Assigned task: Repeat the material in full. Keep every line exactly as it is.

Input data:
= = = =
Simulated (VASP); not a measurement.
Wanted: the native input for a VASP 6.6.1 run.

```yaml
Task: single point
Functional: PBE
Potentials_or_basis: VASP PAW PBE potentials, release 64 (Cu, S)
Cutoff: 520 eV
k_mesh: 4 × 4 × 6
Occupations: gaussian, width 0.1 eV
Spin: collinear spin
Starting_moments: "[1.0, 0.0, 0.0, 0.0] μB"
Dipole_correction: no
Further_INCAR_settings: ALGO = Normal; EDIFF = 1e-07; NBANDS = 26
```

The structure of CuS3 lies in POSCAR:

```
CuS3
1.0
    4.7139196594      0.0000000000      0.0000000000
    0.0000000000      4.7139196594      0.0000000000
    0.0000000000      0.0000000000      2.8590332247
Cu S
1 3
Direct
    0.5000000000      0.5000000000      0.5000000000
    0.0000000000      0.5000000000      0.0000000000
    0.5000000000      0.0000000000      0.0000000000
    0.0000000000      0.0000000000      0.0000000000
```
= = = =

Solution:
Simulated (VASP); not a measurement.
Wanted: the native input for a VASP 6.6.1 run.

```yaml
Task: single point
Functional: PBE
Potentials_or_basis: VASP PAW PBE potentials, release 64 (Cu, S)
Cutoff: 520 eV
k_mesh: 4 × 4 × 6
Occupations: gaussian, width 0.1 eV
Spin: collinear spin
Starting_moments: "[1.0, 0.0, 0.0, 0.0] μB"
Dipole_correction: no
Further_INCAR_settings: ALGO = Normal; EDIFF = 1e-07; NBANDS = 26
```

The structure of CuS3 lies in POSCAR:

```
CuS3
1.0
    4.7139196594      0.0000000000      0.0000000000
    0.0000000000      4.7139196594      0.0000000000
    0.0000000000      0.0000000000      2.8590332247
Cu S
1 3
Direct
    0.5000000000      0.5000000000      0.5000000000
    0.0000000000      0.5000000000      0.0000000000
    0.5000000000      0.0000000000      0.0000000000
    0.0000000000      0.0000000000      0.0000000000
```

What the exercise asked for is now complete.